════════
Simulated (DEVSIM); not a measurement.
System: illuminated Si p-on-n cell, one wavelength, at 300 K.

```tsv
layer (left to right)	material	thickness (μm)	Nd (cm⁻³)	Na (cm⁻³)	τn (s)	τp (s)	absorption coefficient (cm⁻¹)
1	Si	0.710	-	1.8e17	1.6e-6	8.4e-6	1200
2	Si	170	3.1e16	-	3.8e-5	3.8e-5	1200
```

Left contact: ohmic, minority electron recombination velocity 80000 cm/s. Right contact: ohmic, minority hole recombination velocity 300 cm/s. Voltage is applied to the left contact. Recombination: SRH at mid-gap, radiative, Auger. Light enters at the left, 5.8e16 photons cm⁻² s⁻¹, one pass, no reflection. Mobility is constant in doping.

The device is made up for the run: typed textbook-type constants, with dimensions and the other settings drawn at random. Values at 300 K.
════════

Work task: The lines from the beginning of the records through the line containing "Left contact: ohmic, minority" should be reproduced exactly. Include nothing else.

Worked solution:
Simulated (DEVSIM); not a measurement.
System: illuminated Si p-on-n cell, one wavelength, at 300 K.

```tsv
layer (left to right)	material	thickness (μm)	Nd (cm⁻³)	Na (cm⁻³)	τn (s)	τp (s)	absorption coefficient (cm⁻¹)
1	Si	0.710	-	1.8e17	1.6e-6	8.4e-6	1200
2	Si	170	3.1e16	-	3.8e-5	3.8e-5	1200
```

Left contact: ohmic, minority electron recombination velocity 80000 cm/s. Right contact: ohmic, minority hole recombination velocity 300 cm/s. Voltage is applied to the left contact. Recombination: SRH at mid-gap, radiative, Auger. Light enters at the left, 5.8e16 photons cm⁻² s⁻¹, one pass, no reflection. Mobility is constant in doping.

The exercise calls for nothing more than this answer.